• **Assignment**:
Begin at the top of the listing below. Write each line out exactly, ending with the line that holds "### Step 2.".

• **Entries provided**:
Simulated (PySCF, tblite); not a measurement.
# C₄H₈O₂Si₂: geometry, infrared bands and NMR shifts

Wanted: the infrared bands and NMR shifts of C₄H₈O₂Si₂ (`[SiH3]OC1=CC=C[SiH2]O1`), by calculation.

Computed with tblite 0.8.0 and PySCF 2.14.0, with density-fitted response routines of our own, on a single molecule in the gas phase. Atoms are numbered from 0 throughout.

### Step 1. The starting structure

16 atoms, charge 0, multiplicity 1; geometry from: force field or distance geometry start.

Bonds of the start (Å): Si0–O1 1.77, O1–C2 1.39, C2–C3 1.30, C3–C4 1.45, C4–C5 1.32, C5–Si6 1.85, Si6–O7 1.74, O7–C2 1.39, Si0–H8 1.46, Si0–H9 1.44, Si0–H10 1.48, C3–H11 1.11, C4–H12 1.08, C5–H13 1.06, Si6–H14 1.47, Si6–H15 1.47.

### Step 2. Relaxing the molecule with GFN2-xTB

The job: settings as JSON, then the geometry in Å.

• **Task result**:
Simulated (PySCF, tblite); not a measurement.
# C₄H₈O₂Si₂: geometry, infrared bands and NMR shifts

Wanted: the infrared bands and NMR shifts of C₄H₈O₂Si₂ (`[SiH3]OC1=CC=C[SiH2]O1`), by calculation.

Computed with tblite 0.8.0 and PySCF 2.14.0, with density-fitted response routines of our own, on a single molecule in the gas phase. Atoms are numbered from 0 throughout.

### Step 1. The starting structure

16 atoms, charge 0, multiplicity 1; geometry from: force field or distance geometry start.

Bonds of the start (Å): Si0–O1 1.77, O1–C2 1.39, C2–C3 1.30, C3–C4 1.45, C4–C5 1.32, C5–Si6 1.85, Si6–O7 1.74, O7–C2 1.39, Si0–H8 1.46, Si0–H9 1.44, Si0–H10 1.48, C3–H11 1.11, C4–H12 1.08, C5–H13 1.06, Si6–H14 1.47, Si6–H15 1.47.

### Step 2. Relaxing the molecule with GFN2-xTB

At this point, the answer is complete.